» **ASSIGNMENT**
First find the line with "Crystal: BaHfH6." in the entries below, then set down exactly every line through the line with "Run time: 32", that line included.

» **DATA UNDER STUDY**
_ _ _
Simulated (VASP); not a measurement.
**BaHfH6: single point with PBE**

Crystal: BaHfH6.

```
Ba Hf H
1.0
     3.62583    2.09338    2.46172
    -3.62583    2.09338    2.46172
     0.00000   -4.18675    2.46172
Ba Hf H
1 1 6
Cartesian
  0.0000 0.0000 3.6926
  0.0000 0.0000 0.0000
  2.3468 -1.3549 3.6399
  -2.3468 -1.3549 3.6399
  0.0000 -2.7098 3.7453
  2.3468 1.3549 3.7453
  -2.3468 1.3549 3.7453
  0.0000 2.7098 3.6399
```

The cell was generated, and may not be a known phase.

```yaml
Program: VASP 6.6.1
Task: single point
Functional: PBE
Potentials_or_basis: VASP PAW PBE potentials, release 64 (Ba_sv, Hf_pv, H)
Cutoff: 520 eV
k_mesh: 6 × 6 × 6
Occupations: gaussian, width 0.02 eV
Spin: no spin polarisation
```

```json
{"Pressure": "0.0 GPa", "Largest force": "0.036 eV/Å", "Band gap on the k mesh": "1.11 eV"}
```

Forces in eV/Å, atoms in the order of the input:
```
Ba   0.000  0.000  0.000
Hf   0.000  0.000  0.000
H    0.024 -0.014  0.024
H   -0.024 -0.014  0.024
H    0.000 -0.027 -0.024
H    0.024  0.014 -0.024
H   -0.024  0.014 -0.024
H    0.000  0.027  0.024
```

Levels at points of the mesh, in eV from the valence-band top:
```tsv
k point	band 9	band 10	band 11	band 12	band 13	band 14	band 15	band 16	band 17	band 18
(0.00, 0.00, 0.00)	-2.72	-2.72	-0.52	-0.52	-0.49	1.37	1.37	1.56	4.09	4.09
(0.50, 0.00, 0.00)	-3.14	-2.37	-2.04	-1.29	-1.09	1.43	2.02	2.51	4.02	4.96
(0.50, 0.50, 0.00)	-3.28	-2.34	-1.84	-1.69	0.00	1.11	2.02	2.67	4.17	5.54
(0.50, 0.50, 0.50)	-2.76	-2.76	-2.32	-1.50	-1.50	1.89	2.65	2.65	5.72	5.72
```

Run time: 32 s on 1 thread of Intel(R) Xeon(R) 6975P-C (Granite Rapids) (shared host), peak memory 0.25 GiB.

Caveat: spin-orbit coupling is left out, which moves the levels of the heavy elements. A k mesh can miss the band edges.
_ _ _

» **EXERCISE SOLUTION**
Crystal: BaHfH6.

```
Ba Hf H
1.0
     3.62583    2.09338    2.46172
    -3.62583    2.09338    2.46172
     0.00000   -4.18675    2.46172
Ba Hf H
1 1 6
Cartesian
  0.0000 0.0000 3.6926
  0.0000 0.0000 0.0000
  2.3468 -1.3549 3.6399
  -2.3468 -1.3549 3.6399
  0.0000 -2.7098 3.7453
  2.3468 1.3549 3.7453
  -2.3468 1.3549 3.7453
  0.0000 2.7098 3.6399
```

The cell was generated, and may not be a known phase.

```yaml
Program: VASP 6.6.1
Task: single point
Functional: PBE
Potentials_or_basis: VASP PAW PBE potentials, release 64 (Ba_sv, Hf_pv, H)
Cutoff: 520 eV
k_mesh: 6 × 6 × 6
Occupations: gaussian, width 0.02 eV
Spin: no spin polarisation
```

```json
{"Pressure": "0.0 GPa", "Largest force": "0.036 eV/Å", "Band gap on the k mesh": "1.11 eV"}
```

Forces in eV/Å, atoms in the order of the input:
```
Ba   0.000  0.000  0.000
Hf   0.000  0.000  0.000
H    0.024 -0.014  0.024
H   -0.024 -0.014  0.024
H    0.000 -0.027 -0.024
H    0.024  0.014 -0.024
H   -0.024  0.014 -0.024
H    0.000  0.027  0.024
```

Levels at points of the mesh, in eV from the valence-band top:
```tsv
k point	band 9	band 10	band 11	band 12	band 13	band 14	band 15	band 16	band 17	band 18
(0.00, 0.00, 0.00)	-2.72	-2.72	-0.52	-0.52	-0.49	1.37	1.37	1.56	4.09	4.09
(0.50, 0.00, 0.00)	-3.14	-2.37	-2.04	-1.29	-1.09	1.43	2.02	2.51	4.02	4.96
(0.50, 0.50, 0.00)	-3.28	-2.34	-1.84	-1.69	0.00	1.11	2.02	2.67	4.17	5.54
(0.50, 0.50, 0.50)	-2.76	-2.76	-2.32	-1.50	-1.50	1.89	2.65	2.65	5.72	5.72
```

Run time: 32 s on 1 thread of Intel(R) Xeon(R) 6975P-C (Granite Rapids) (shared host), peak memory 0.25 GiB.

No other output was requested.